[Records provided — start]

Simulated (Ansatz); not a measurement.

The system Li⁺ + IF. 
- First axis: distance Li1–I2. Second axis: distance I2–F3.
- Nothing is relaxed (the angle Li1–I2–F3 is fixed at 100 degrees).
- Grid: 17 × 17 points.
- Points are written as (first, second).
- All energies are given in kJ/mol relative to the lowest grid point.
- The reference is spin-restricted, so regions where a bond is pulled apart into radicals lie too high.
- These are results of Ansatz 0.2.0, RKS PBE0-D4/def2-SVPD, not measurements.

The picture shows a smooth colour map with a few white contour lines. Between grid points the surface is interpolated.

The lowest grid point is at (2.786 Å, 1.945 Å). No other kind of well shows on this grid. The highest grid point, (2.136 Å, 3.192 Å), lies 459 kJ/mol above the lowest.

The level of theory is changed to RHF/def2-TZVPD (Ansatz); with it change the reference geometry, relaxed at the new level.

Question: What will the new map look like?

[Records provided — finish]

Retype, exactly and with nothing added, the lines of the material above from the first through the one that contains "The picture shows".

**Your solution**.
Simulated (Ansatz); not a measurement.

The system Li⁺ + IF. 
- First axis: distance Li1–I2. Second axis: distance I2–F3.
- Nothing is relaxed (the angle Li1–I2–F3 is fixed at 100 degrees).
- Grid: 17 × 17 points.
- Points are written as (first, second).
- All energies are given in kJ/mol relative to the lowest grid point.
- The reference is spin-restricted, so regions where a bond is pulled apart into radicals lie too high.
- These are results of Ansatz 0.2.0, RKS PBE0-D4/def2-SVPD, not measurements.

The picture shows a smooth colour map with a few white contour lines. Between grid points the surface is interpolated.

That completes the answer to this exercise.